## STORED DATA
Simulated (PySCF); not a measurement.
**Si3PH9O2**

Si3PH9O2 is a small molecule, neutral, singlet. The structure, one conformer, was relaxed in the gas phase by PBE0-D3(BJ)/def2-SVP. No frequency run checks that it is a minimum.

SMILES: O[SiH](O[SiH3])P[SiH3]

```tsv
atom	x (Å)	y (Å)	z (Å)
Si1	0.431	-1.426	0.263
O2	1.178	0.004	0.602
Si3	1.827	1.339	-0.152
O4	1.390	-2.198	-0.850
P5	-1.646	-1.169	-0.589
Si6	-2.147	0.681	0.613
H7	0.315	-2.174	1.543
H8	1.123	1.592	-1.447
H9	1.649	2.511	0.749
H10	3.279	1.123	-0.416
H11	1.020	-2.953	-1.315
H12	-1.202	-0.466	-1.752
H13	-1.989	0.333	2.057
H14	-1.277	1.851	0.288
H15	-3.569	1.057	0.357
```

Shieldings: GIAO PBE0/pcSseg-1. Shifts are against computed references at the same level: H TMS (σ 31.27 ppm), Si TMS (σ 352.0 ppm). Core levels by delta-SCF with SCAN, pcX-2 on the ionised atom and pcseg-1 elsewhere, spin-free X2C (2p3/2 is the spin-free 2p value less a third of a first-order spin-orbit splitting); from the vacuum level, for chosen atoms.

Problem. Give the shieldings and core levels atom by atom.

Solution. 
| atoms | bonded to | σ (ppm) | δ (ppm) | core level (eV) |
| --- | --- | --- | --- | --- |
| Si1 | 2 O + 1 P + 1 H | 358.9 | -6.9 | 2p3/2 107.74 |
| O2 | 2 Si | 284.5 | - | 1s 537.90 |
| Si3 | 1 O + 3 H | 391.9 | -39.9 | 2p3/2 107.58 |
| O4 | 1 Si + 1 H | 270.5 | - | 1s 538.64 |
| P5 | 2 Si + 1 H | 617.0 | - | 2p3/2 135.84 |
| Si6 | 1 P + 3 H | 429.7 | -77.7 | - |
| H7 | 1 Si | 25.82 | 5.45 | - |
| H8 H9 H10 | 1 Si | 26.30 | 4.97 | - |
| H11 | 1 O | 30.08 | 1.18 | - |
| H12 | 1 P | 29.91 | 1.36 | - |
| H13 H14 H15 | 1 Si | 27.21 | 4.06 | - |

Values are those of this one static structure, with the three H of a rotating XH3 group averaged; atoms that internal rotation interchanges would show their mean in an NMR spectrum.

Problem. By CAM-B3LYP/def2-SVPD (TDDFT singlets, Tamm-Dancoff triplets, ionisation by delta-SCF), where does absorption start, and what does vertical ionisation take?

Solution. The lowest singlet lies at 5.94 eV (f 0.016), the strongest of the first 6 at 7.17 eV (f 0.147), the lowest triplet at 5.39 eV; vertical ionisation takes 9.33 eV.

## WORK REQUEST
In the listing above, please copy exactly the lines from the first through the one that contains "Shieldings: GIAO PBE0/pcSseg-1.", and no others.

## ANSWER BOX
Simulated (PySCF); not a measurement.
**Si3PH9O2**

Si3PH9O2 is a small molecule, neutral, singlet. The structure, one conformer, was relaxed in the gas phase by PBE0-D3(BJ)/def2-SVP. No frequency run checks that it is a minimum.

SMILES: O[SiH](O[SiH3])P[SiH3]

```tsv
atom	x (Å)	y (Å)	z (Å)
Si1	0.431	-1.426	0.263
O2	1.178	0.004	0.602
Si3	1.827	1.339	-0.152
O4	1.390	-2.198	-0.850
P5	-1.646	-1.169	-0.589
Si6	-2.147	0.681	0.613
H7	0.315	-2.174	1.543
H8	1.123	1.592	-1.447
H9	1.649	2.511	0.749
H10	3.279	1.123	-0.416
H11	1.020	-2.953	-1.315
H12	-1.202	-0.466	-1.752
H13	-1.989	0.333	2.057
H14	-1.277	1.851	0.288
H15	-3.569	1.057	0.357
```

Shieldings: GIAO PBE0/pcSseg-1. Shifts are against computed references at the same level: H TMS (σ 31.27 ppm), Si TMS (σ 352.0 ppm). Core levels by delta-SCF with SCAN, pcX-2 on the ionised atom and pcseg-1 elsewhere, spin-free X2C (2p3/2 is the spin-free 2p value less a third of a first-order spin-orbit splitting); from the vacuum level, for chosen atoms.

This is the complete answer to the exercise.